Content starts
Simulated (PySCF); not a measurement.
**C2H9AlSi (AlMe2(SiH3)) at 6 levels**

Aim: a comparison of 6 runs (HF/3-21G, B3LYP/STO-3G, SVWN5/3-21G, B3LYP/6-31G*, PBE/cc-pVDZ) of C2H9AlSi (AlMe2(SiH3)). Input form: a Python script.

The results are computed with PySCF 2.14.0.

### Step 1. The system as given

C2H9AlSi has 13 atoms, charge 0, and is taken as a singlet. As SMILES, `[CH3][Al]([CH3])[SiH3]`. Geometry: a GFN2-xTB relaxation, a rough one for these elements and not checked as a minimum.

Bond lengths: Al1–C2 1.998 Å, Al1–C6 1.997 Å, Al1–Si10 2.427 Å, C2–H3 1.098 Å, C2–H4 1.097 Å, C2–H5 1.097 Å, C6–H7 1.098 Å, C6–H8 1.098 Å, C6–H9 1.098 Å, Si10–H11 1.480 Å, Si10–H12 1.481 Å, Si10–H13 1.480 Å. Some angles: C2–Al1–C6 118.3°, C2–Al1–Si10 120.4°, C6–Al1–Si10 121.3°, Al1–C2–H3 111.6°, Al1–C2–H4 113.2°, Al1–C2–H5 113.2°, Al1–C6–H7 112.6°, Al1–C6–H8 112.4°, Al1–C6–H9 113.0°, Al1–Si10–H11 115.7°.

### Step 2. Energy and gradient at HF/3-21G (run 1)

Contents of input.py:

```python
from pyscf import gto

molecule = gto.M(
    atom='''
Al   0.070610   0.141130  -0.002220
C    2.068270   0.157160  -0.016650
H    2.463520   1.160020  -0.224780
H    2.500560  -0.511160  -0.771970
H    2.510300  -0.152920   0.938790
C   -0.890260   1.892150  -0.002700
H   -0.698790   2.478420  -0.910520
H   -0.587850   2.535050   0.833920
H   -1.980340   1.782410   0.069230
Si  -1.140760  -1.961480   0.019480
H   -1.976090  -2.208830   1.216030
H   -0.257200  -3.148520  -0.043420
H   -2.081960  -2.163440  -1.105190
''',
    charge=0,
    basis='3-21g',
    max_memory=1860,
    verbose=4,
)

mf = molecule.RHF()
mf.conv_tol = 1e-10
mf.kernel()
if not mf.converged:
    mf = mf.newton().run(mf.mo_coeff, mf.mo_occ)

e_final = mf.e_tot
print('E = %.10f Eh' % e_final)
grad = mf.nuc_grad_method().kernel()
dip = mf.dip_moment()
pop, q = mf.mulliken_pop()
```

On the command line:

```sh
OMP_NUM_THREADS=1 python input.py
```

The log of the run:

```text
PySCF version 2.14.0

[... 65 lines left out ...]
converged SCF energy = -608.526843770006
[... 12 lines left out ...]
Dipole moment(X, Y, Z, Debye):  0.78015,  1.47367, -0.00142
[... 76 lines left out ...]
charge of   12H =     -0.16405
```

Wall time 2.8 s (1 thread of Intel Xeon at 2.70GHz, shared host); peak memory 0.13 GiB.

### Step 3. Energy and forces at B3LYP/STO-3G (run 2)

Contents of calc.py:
Content ends

Activity ▸ Your answer consists solely of the lines from the top of the records above through the line that contains "C2H9AlSi has 13", each echoed exactly.

Exercise result ▸
Simulated (PySCF); not a measurement.
**C2H9AlSi (AlMe2(SiH3)) at 6 levels**

Aim: a comparison of 6 runs (HF/3-21G, B3LYP/STO-3G, SVWN5/3-21G, B3LYP/6-31G*, PBE/cc-pVDZ) of C2H9AlSi (AlMe2(SiH3)). Input form: a Python script.

The results are computed with PySCF 2.14.0.

### Step 1. The system as given

C2H9AlSi has 13 atoms, charge 0, and is taken as a singlet. As SMILES, `[CH3][Al]([CH3])[SiH3]`. Geometry: a GFN2-xTB relaxation, a rough one for these elements and not checked as a minimum.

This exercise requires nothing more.